_Assigned task_: Nothing in the entries should change; repeat them exactly.

(Source material Opens)

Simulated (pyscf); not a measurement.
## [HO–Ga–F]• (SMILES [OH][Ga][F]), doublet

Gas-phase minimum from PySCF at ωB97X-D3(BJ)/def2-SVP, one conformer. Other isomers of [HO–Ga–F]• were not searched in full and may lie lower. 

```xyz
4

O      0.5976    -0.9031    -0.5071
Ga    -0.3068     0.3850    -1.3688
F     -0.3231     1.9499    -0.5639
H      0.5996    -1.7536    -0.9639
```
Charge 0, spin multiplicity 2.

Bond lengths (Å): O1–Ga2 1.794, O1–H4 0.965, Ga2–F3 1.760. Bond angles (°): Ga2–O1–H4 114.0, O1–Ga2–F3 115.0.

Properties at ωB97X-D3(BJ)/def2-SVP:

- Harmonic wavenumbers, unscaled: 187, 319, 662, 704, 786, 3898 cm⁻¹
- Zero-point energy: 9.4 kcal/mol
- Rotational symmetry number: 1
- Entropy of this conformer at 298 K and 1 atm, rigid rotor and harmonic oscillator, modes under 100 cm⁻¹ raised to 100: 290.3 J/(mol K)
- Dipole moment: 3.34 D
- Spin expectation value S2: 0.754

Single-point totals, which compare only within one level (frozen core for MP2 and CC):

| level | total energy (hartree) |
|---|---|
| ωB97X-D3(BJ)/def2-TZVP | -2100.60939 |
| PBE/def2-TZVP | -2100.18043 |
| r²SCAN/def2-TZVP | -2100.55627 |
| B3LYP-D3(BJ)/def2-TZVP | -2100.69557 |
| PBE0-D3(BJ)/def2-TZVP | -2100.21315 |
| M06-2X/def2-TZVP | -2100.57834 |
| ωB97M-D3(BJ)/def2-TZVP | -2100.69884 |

(Source material Closes)

_Expected answer_:
Simulated (pyscf); not a measurement.
## [HO–Ga–F]• (SMILES [OH][Ga][F]), doublet

Gas-phase minimum from PySCF at ωB97X-D3(BJ)/def2-SVP, one conformer. Other isomers of [HO–Ga–F]• were not searched in full and may lie lower. 

```xyz
4

O      0.5976    -0.9031    -0.5071
Ga    -0.3068     0.3850    -1.3688
F     -0.3231     1.9499    -0.5639
H      0.5996    -1.7536    -0.9639
```
Charge 0, spin multiplicity 2.

Bond lengths (Å): O1–Ga2 1.794, O1–H4 0.965, Ga2–F3 1.760. Bond angles (°): Ga2–O1–H4 114.0, O1–Ga2–F3 115.0.

Properties at ωB97X-D3(BJ)/def2-SVP:

- Harmonic wavenumbers, unscaled: 187, 319, 662, 704, 786, 3898 cm⁻¹
- Zero-point energy: 9.4 kcal/mol
- Rotational symmetry number: 1
- Entropy of this conformer at 298 K and 1 atm, rigid rotor and harmonic oscillator, modes under 100 cm⁻¹ raised to 100: 290.3 J/(mol K)
- Dipole moment: 3.34 D
- Spin expectation value S2: 0.754

Single-point totals, which compare only within one level (frozen core for MP2 and CC):

| level | total energy (hartree) |
|---|---|
| ωB97X-D3(BJ)/def2-TZVP | -2100.60939 |
| PBE/def2-TZVP | -2100.18043 |
| r²SCAN/def2-TZVP | -2100.55627 |
| B3LYP-D3(BJ)/def2-TZVP | -2100.69557 |
| PBE0-D3(BJ)/def2-TZVP | -2100.21315 |
| M06-2X/def2-TZVP | -2100.57834 |
| ωB97M-D3(BJ)/def2-TZVP | -2100.69884 |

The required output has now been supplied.